- Work request
Transcribe the data underneath exactly, keeping every word in place.

Segment Start: Records shown

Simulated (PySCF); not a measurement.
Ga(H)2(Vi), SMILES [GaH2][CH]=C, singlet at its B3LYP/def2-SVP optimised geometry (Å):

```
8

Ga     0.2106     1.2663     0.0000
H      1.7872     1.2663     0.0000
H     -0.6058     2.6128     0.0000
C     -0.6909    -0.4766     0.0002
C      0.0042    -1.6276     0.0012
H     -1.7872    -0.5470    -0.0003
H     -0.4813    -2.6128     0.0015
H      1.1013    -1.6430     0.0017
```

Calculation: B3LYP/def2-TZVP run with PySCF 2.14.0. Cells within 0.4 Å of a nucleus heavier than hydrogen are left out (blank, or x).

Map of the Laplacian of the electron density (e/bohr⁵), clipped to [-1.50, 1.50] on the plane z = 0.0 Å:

Segment End: Records shown

- Your solution
Simulated (PySCF); not a measurement.
Ga(H)2(Vi), SMILES [GaH2][CH]=C, singlet at its B3LYP/def2-SVP optimised geometry (Å):

```
8

Ga     0.2106     1.2663     0.0000
H      1.7872     1.2663     0.0000
H     -0.6058     2.6128     0.0000
C     -0.6909    -0.4766     0.0002
C      0.0042    -1.6276     0.0012
H     -1.7872    -0.5470    -0.0003
H     -0.4813    -2.6128     0.0015
H      1.1013    -1.6430     0.0017
```

Calculation: B3LYP/def2-TZVP run with PySCF 2.14.0. Cells within 0.4 Å of a nucleus heavier than hydrogen are left out (blank, or x).

Map of the Laplacian of the electron density (e/bohr⁵), clipped to [-1.50, 1.50] on the plane z = 0.0 Å:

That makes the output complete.